§ **Work instruction**
Retype every entry exactly, down to the last character.

═══

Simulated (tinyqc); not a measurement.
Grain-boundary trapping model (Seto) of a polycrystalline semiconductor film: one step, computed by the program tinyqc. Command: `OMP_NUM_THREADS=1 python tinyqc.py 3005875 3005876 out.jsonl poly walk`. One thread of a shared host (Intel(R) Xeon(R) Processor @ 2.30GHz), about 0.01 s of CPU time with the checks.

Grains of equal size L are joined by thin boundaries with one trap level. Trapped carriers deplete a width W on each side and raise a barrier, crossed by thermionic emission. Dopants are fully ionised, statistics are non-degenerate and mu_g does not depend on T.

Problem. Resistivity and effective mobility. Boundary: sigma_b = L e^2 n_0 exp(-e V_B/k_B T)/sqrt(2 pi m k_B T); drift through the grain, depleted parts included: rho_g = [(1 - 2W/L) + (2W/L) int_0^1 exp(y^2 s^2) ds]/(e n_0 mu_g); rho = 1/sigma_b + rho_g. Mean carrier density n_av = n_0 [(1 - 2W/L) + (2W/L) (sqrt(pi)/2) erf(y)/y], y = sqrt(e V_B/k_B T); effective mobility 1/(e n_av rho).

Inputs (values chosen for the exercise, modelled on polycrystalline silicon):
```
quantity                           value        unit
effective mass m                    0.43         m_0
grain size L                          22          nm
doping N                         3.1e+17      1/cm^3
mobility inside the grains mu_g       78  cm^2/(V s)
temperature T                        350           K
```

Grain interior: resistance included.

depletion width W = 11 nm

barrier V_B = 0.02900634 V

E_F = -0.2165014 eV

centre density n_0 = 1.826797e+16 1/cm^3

═══

§ **Answer area**
Simulated (tinyqc); not a measurement.
Grain-boundary trapping model (Seto) of a polycrystalline semiconductor film: one step, computed by the program tinyqc. Command: `OMP_NUM_THREADS=1 python tinyqc.py 3005875 3005876 out.jsonl poly walk`. One thread of a shared host (Intel(R) Xeon(R) Processor @ 2.30GHz), about 0.01 s of CPU time with the checks.

Grains of equal size L are joined by thin boundaries with one trap level. Trapped carriers deplete a width W on each side and raise a barrier, crossed by thermionic emission. Dopants are fully ionised, statistics are non-degenerate and mu_g does not depend on T.

Problem. Resistivity and effective mobility. Boundary: sigma_b = L e^2 n_0 exp(-e V_B/k_B T)/sqrt(2 pi m k_B T); drift through the grain, depleted parts included: rho_g = [(1 - 2W/L) + (2W/L) int_0^1 exp(y^2 s^2) ds]/(e n_0 mu_g); rho = 1/sigma_b + rho_g. Mean carrier density n_av = n_0 [(1 - 2W/L) + (2W/L) (sqrt(pi)/2) erf(y)/y], y = sqrt(e V_B/k_B T); effective mobility 1/(e n_av rho).

Inputs (values chosen for the exercise, modelled on polycrystalline silicon):
```
quantity                           value        unit
effective mass m                    0.43         m_0
grain size L                          22          nm
doping N                         3.1e+17      1/cm^3
mobility inside the grains mu_g       78  cm^2/(V s)
temperature T                        350           K
```

Grain interior: resistance included.

depletion width W = 11 nm

barrier V_B = 0.02900634 V

E_F = -0.2165014 eV

centre density n_0 = 1.826797e+16 1/cm^3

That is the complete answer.